EXERCISE DATA section start

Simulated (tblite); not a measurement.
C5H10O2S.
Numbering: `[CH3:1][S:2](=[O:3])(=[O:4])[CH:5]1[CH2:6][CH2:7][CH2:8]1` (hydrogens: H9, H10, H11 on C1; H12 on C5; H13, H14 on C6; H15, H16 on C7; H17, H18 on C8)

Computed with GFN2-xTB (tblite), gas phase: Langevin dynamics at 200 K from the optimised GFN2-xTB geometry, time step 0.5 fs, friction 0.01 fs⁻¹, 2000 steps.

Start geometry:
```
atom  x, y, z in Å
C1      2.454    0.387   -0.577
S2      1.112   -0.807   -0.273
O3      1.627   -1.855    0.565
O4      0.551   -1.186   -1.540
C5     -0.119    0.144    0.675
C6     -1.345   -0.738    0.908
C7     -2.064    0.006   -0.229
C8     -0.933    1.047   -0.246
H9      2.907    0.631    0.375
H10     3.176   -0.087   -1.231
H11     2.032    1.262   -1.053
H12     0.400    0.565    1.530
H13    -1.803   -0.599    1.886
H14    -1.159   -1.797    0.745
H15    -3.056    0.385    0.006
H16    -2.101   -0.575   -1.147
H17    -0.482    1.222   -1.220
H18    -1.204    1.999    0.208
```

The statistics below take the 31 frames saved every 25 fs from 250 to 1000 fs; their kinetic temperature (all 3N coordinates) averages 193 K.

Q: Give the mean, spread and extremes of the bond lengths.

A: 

EXERCISE DATA section end

• _TASK ITEM_
Each entry must be output exactly as it was written.

• _REPLY_
Simulated (tblite); not a measurement.
C5H10O2S.
Numbering: `[CH3:1][S:2](=[O:3])(=[O:4])[CH:5]1[CH2:6][CH2:7][CH2:8]1` (hydrogens: H9, H10, H11 on C1; H12 on C5; H13, H14 on C6; H15, H16 on C7; H17, H18 on C8)

Computed with GFN2-xTB (tblite), gas phase: Langevin dynamics at 200 K from the optimised GFN2-xTB geometry, time step 0.5 fs, friction 0.01 fs⁻¹, 2000 steps.

Start geometry:
```
atom  x, y, z in Å
C1      2.454    0.387   -0.577
S2      1.112   -0.807   -0.273
O3      1.627   -1.855    0.565
O4      0.551   -1.186   -1.540
C5     -0.119    0.144    0.675
C6     -1.345   -0.738    0.908
C7     -2.064    0.006   -0.229
C8     -0.933    1.047   -0.246
H9      2.907    0.631    0.375
H10     3.176   -0.087   -1.231
H11     2.032    1.262   -1.053
H12     0.400    0.565    1.530
H13    -1.803   -0.599    1.886
H14    -1.159   -1.797    0.745
H15    -3.056    0.385    0.006
H16    -2.101   -0.575   -1.147
H17    -0.482    1.222   -1.220
H18    -1.204    1.999    0.208
```

The statistics below take the 31 frames saved every 25 fs from 250 to 1000 fs; their kinetic temperature (all 3N coordinates) averages 193 K.

Q: Give the mean, spread and extremes of the bond lengths.

A: 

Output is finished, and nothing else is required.